*Work instruction*: Write all of the entries again. Keep them exactly as they are.

= Beginning of Section =

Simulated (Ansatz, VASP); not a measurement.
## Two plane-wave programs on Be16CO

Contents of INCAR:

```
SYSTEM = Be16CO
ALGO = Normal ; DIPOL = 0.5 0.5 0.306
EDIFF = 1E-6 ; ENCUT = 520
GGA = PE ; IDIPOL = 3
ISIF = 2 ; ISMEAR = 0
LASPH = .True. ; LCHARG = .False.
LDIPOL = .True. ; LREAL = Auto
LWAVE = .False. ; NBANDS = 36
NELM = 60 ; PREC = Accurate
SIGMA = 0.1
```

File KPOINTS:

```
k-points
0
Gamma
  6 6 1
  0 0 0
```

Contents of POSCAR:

= End of Section =

*Written solution*:
Simulated (Ansatz, VASP); not a measurement.
## Two plane-wave programs on Be16CO

Contents of INCAR:

```
SYSTEM = Be16CO
ALGO = Normal ; DIPOL = 0.5 0.5 0.306
EDIFF = 1E-6 ; ENCUT = 520
GGA = PE ; IDIPOL = 3
ISIF = 2 ; ISMEAR = 0
LASPH = .True. ; LCHARG = .False.
LDIPOL = .True. ; LREAL = Auto
LWAVE = .False. ; NBANDS = 36
NELM = 60 ; PREC = Accurate
SIGMA = 0.1
```

File KPOINTS:

```
k-points
0
Gamma
  6 6 1
  0 0 0
```

Contents of POSCAR:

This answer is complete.